▸ **Material provided**:
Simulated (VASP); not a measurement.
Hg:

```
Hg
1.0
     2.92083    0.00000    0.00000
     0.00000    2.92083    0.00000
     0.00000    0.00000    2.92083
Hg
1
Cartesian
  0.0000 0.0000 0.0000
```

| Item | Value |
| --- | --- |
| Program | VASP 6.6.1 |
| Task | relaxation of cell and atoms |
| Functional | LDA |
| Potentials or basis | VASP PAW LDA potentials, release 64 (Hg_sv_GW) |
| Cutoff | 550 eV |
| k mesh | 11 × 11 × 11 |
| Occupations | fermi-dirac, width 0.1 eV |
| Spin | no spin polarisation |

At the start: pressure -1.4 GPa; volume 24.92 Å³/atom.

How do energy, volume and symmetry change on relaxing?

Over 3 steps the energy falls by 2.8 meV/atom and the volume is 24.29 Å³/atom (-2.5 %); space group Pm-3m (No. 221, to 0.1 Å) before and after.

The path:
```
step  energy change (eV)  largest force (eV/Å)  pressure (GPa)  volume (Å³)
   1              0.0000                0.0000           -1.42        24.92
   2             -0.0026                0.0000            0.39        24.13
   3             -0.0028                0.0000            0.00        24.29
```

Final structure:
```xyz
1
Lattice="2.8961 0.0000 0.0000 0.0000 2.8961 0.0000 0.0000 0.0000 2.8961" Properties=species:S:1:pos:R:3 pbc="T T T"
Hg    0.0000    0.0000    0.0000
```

▸ **Work item**:
Please transcribe the data above without changes, from its first line to its "Cutoff | 550 eV |" line, and leave out anything past that.

▸ **Response box**:
Simulated (VASP); not a measurement.
Hg:

```
Hg
1.0
     2.92083    0.00000    0.00000
     0.00000    2.92083    0.00000
     0.00000    0.00000    2.92083
Hg
1
Cartesian
  0.0000 0.0000 0.0000
```

| Item | Value |
| --- | --- |
| Program | VASP 6.6.1 |
| Task | relaxation of cell and atoms |
| Functional | LDA |
| Potentials or basis | VASP PAW LDA potentials, release 64 (Hg_sv_GW) |
| Cutoff | 550 eV |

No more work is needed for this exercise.